▶ **Entries provided**:
————————

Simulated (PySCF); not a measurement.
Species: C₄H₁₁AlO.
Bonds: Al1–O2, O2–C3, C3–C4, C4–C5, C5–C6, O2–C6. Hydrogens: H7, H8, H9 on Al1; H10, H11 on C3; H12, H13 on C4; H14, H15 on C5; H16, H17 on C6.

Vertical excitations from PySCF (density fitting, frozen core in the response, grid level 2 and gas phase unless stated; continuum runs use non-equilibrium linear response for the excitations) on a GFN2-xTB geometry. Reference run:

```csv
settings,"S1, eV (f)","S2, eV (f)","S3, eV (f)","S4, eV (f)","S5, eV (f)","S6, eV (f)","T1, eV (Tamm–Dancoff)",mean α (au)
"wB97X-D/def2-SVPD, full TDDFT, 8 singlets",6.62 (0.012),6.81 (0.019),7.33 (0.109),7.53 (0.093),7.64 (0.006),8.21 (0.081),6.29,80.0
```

————————

▶ **Work task**:
Output the full listing above word for word.

▶ **Answer box**:
Simulated (PySCF); not a measurement.
Species: C₄H₁₁AlO.
Bonds: Al1–O2, O2–C3, C3–C4, C4–C5, C5–C6, O2–C6. Hydrogens: H7, H8, H9 on Al1; H10, H11 on C3; H12, H13 on C4; H14, H15 on C5; H16, H17 on C6.

Vertical excitations from PySCF (density fitting, frozen core in the response, grid level 2 and gas phase unless stated; continuum runs use non-equilibrium linear response for the excitations) on a GFN2-xTB geometry. Reference run:

```csv
settings,"S1, eV (f)","S2, eV (f)","S3, eV (f)","S4, eV (f)","S5, eV (f)","S6, eV (f)","T1, eV (Tamm–Dancoff)",mean α (au)
"wB97X-D/def2-SVPD, full TDDFT, 8 singlets",6.62 (0.012),6.81 (0.019),7.33 (0.109),7.53 (0.093),7.64 (0.006),8.21 (0.081),6.29,80.0
```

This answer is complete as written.